▶ [Work instruction]:
Line for line, the listing below is to be transcribed exactly.

(Study material Opens)
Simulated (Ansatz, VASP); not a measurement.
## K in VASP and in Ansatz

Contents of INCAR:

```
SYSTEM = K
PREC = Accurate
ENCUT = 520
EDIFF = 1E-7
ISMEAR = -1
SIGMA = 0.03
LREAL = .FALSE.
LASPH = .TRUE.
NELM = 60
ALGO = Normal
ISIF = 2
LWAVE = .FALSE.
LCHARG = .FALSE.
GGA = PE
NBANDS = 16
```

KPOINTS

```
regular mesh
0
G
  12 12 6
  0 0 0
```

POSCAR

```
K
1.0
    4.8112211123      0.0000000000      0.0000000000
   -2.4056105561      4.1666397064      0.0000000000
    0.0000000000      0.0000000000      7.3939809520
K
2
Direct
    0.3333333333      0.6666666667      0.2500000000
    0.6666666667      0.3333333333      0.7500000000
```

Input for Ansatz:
(Study material Closes)

▶ [Problem solution]:
Simulated (Ansatz, VASP); not a measurement.
## K in VASP and in Ansatz

Contents of INCAR:

```
SYSTEM = K
PREC = Accurate
ENCUT = 520
EDIFF = 1E-7
ISMEAR = -1
SIGMA = 0.03
LREAL = .FALSE.
LASPH = .TRUE.
NELM = 60
ALGO = Normal
ISIF = 2
LWAVE = .FALSE.
LCHARG = .FALSE.
GGA = PE
NBANDS = 16
```

KPOINTS

```
regular mesh
0
G
  12 12 6
  0 0 0
```

POSCAR

```
K
1.0
    4.8112211123      0.0000000000      0.0000000000
   -2.4056105561      4.1666397064      0.0000000000
    0.0000000000      0.0000000000      7.3939809520
K
2
Direct
    0.3333333333      0.6666666667      0.2500000000
    0.6666666667      0.3333333333      0.7500000000
```

Input for Ansatz:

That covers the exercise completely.